__TASK ITEM__.
Output the complete listing. Match it exactly.

__EXTRACTED ENTRIES__.
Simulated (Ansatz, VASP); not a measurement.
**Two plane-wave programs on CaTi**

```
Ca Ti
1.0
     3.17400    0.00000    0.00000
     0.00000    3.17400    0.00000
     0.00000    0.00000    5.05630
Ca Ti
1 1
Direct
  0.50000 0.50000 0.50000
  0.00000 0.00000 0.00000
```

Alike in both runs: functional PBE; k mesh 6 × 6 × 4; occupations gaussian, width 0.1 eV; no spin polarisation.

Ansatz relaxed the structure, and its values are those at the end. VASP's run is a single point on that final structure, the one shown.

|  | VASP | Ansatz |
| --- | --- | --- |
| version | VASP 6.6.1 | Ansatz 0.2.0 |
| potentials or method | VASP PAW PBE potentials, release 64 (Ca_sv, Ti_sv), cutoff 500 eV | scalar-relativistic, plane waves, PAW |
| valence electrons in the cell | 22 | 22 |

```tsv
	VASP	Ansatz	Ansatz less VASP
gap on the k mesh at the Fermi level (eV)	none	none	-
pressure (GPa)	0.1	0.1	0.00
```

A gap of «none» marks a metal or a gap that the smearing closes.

__ANSWER SPACE__.
Simulated (Ansatz, VASP); not a measurement.
**Two plane-wave programs on CaTi**

```
Ca Ti
1.0
     3.17400    0.00000    0.00000
     0.00000    3.17400    0.00000
     0.00000    0.00000    5.05630
Ca Ti
1 1
Direct
  0.50000 0.50000 0.50000
  0.00000 0.00000 0.00000
```

Alike in both runs: functional PBE; k mesh 6 × 6 × 4; occupations gaussian, width 0.1 eV; no spin polarisation.

Ansatz relaxed the structure, and its values are those at the end. VASP's run is a single point on that final structure, the one shown.

|  | VASP | Ansatz |
| --- | --- | --- |
| version | VASP 6.6.1 | Ansatz 0.2.0 |
| potentials or method | VASP PAW PBE potentials, release 64 (Ca_sv, Ti_sv), cutoff 500 eV | scalar-relativistic, plane waves, PAW |
| valence electrons in the cell | 22 | 22 |

```tsv
	VASP	Ansatz	Ansatz less VASP
gap on the k mesh at the Fermi level (eV)	none	none	-
pressure (GPa)	0.1	0.1	0.00
```

A gap of «none» marks a metal or a gap that the smearing closes.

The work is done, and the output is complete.